● ● ● ● ●

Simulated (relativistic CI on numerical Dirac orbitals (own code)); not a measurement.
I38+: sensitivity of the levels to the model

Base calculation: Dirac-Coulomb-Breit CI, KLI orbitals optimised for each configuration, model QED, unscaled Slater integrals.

● ● ● ● ●

> [ACTIVITY]: Return the records exactly, character for character.

> [WORKED SOLUTION]:
Simulated (relativistic CI on numerical Dirac orbitals (own code)); not a measurement.
I38+: sensitivity of the levels to the model

Base calculation: Dirac-Coulomb-Breit CI, KLI orbitals optimised for each configuration, model QED, unscaled Slater integrals.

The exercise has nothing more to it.